● Data for review:
=== Begin Enclosure ===

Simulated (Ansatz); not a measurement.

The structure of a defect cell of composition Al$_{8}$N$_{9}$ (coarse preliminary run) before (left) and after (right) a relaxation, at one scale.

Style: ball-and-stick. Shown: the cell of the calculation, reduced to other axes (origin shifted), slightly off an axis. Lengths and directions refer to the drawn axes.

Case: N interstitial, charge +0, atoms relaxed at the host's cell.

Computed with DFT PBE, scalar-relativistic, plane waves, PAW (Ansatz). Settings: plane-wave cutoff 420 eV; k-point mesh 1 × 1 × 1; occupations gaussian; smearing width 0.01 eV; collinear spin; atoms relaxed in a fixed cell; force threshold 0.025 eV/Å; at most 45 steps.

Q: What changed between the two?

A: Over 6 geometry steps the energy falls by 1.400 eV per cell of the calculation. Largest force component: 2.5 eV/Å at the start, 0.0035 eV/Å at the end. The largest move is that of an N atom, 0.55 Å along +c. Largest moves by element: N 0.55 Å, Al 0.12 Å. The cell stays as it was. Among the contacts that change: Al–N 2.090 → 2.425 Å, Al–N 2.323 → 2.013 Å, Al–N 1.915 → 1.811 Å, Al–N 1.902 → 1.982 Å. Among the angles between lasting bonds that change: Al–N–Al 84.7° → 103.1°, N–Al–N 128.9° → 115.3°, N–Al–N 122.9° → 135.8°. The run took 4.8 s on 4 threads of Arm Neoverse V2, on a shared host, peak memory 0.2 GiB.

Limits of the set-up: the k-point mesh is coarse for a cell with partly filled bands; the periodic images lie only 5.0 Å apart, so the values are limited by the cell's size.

=== End Enclosure ===

● Exercise: Once you find the line with "The structure of" above, print it and every line after it up to and including the line with "Q: What changed between the two?", exactly as written and nothing else.

● Result:
The structure of a defect cell of composition Al$_{8}$N$_{9}$ (coarse preliminary run) before (left) and after (right) a relaxation, at one scale.

Style: ball-and-stick. Shown: the cell of the calculation, reduced to other axes (origin shifted), slightly off an axis. Lengths and directions refer to the drawn axes.

Case: N interstitial, charge +0, atoms relaxed at the host's cell.

Computed with DFT PBE, scalar-relativistic, plane waves, PAW (Ansatz). Settings: plane-wave cutoff 420 eV; k-point mesh 1 × 1 × 1; occupations gaussian; smearing width 0.01 eV; collinear spin; atoms relaxed in a fixed cell; force threshold 0.025 eV/Å; at most 45 steps.

Q: What changed between the two?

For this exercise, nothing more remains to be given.